Write out every entry exactly as it appears.

□ □ □
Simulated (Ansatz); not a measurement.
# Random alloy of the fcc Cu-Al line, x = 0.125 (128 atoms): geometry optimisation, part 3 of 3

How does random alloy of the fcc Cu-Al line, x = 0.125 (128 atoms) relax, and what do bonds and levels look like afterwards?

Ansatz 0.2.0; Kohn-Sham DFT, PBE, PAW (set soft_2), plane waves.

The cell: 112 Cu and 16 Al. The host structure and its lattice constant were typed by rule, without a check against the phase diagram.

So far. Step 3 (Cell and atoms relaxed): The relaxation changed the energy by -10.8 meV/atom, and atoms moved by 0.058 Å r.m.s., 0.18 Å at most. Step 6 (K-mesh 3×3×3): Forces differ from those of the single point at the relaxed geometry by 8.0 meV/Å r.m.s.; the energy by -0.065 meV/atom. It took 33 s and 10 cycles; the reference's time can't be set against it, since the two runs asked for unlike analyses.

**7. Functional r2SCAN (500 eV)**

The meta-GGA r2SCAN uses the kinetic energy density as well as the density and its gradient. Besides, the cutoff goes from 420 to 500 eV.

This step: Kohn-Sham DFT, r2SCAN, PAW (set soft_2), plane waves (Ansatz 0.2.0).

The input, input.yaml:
□ □ □

Reply
Simulated (Ansatz); not a measurement.
# Random alloy of the fcc Cu-Al line, x = 0.125 (128 atoms): geometry optimisation, part 3 of 3

How does random alloy of the fcc Cu-Al line, x = 0.125 (128 atoms) relax, and what do bonds and levels look like afterwards?

Ansatz 0.2.0; Kohn-Sham DFT, PBE, PAW (set soft_2), plane waves.

The cell: 112 Cu and 16 Al. The host structure and its lattice constant were typed by rule, without a check against the phase diagram.

So far. Step 3 (Cell and atoms relaxed): The relaxation changed the energy by -10.8 meV/atom, and atoms moved by 0.058 Å r.m.s., 0.18 Å at most. Step 6 (K-mesh 3×3×3): Forces differ from those of the single point at the relaxed geometry by 8.0 meV/Å r.m.s.; the energy by -0.065 meV/atom. It took 33 s and 10 cycles; the reference's time can't be set against it, since the two runs asked for unlike analyses.

**7. Functional r2SCAN (500 eV)**

The meta-GGA r2SCAN uses the kinetic energy density as well as the density and its gradient. Besides, the cutoff goes from 420 to 500 eV.

This step: Kohn-Sham DFT, r2SCAN, PAW (set soft_2), plane waves (Ansatz 0.2.0).

The input, input.yaml:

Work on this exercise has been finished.